Both the line containing "Question: Order these" and the line containing "B. task single" belong to the span. Output exactly that span from the listing below, and nothing outside it.

______________________________

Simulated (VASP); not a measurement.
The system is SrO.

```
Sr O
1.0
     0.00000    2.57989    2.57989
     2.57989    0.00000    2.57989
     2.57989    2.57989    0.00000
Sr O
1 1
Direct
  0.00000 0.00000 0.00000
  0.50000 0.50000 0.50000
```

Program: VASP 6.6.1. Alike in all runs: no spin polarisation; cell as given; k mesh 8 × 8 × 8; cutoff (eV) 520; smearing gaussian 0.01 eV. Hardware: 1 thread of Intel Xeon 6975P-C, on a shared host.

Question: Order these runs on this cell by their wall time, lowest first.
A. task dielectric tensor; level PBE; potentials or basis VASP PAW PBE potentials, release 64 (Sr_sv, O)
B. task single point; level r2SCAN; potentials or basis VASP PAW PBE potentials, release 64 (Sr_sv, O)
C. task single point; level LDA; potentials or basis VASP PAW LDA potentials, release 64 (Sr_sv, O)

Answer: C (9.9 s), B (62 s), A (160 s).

______________________________

» **YOUR RESPONSE**
Question: Order these runs on this cell by their wall time, lowest first.
A. task dielectric tensor; level PBE; potentials or basis VASP PAW PBE potentials, release 64 (Sr_sv, O)
B. task single point; level r2SCAN; potentials or basis VASP PAW PBE potentials, release 64 (Sr_sv, O)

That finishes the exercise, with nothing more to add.